*WORK TASK*
Repeat every record exactly as given.

------ DATA EXCERPTS

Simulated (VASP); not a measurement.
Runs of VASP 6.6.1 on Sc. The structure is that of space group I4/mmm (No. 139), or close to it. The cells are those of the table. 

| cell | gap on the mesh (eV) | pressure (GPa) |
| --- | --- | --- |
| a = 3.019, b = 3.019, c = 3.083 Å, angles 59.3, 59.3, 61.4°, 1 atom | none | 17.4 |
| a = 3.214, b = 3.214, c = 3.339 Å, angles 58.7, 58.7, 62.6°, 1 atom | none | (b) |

------------

*ANSWER BOX*
Simulated (VASP); not a measurement.
Runs of VASP 6.6.1 on Sc. The structure is that of space group I4/mmm (No. 139), or close to it. The cells are those of the table. 

| cell | gap on the mesh (eV) | pressure (GPa) |
| --- | --- | --- |
| a = 3.019, b = 3.019, c = 3.083 Å, angles 59.3, 59.3, 61.4°, 1 atom | none | 17.4 |
| a = 3.214, b = 3.214, c = 3.339 Å, angles 58.7, 58.7, 62.6°, 1 atom | none | (b) |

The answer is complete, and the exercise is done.